Assigned task → From the data below, return the exact lines starting at the line containing "Q: Find the" and ending at the line containing "program prints 0.352).", both included, and nothing else.

*-*-*

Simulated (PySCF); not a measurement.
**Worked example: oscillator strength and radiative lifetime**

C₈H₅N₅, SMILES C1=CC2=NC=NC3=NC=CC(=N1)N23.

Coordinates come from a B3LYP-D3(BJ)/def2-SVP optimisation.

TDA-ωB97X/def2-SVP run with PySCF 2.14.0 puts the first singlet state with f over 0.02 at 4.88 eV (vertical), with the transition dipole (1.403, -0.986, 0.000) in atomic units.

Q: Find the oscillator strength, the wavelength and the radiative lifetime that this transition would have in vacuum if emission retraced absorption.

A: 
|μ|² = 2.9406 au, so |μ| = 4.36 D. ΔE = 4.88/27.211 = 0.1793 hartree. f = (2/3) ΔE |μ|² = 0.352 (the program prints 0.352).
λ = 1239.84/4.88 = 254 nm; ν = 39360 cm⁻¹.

*-*-*

Problem solution →
Q: Find the oscillator strength, the wavelength and the radiative lifetime that this transition would have in vacuum if emission retraced absorption.

A: 
|μ|² = 2.9406 au, so |μ| = 4.36 D. ΔE = 4.88/27.211 = 0.1793 hartree. f = (2/3) ΔE |μ|² = 0.352 (the program prints 0.352).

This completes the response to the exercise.